* [REQUIREMENT] For every line in the material, print that line exactly.

((

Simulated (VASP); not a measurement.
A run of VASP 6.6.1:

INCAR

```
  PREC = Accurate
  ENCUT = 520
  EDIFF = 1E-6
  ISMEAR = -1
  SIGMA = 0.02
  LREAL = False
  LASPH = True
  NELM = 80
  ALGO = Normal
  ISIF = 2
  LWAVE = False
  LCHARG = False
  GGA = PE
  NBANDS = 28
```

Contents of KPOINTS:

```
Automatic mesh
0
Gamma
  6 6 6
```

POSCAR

))

* [WRITTEN SOLUTION]
Simulated (VASP); not a measurement.
A run of VASP 6.6.1:

INCAR

```
  PREC = Accurate
  ENCUT = 520
  EDIFF = 1E-6
  ISMEAR = -1
  SIGMA = 0.02
  LREAL = False
  LASPH = True
  NELM = 80
  ALGO = Normal
  ISIF = 2
  LWAVE = False
  LCHARG = False
  GGA = PE
  NBANDS = 28
```

Contents of KPOINTS:

```
Automatic mesh
0
Gamma
  6 6 6
```

POSCAR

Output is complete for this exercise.